» WORK ORDER: Stop after the line containing "Charge 0, spin multiplicity 2.": print each line exactly from the first line of the listing up to that point.

——————

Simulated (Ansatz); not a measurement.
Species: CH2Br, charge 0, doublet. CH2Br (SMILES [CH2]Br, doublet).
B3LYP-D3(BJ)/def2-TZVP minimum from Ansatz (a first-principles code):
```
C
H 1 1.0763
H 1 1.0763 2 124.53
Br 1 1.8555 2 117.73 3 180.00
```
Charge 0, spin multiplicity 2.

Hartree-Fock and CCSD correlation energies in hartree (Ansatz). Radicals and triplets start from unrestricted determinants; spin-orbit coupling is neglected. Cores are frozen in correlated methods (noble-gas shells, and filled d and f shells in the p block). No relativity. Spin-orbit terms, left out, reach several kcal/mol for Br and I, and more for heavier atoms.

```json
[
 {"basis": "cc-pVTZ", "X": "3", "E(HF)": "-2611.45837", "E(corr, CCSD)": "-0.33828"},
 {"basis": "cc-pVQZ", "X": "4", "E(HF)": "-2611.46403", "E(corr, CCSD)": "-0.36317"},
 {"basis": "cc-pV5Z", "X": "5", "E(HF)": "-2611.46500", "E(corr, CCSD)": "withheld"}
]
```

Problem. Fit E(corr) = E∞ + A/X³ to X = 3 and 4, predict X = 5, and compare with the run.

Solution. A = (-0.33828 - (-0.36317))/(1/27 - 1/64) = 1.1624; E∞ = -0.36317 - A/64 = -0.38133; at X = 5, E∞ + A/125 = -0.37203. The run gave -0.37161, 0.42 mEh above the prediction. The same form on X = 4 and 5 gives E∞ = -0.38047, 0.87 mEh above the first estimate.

——————

» TASK SOLUTION:
Simulated (Ansatz); not a measurement.
Species: CH2Br, charge 0, doublet. CH2Br (SMILES [CH2]Br, doublet).
B3LYP-D3(BJ)/def2-TZVP minimum from Ansatz (a first-principles code):
```
C
H 1 1.0763
H 1 1.0763 2 124.53
Br 1 1.8555 2 117.73 3 180.00
```
Charge 0, spin multiplicity 2.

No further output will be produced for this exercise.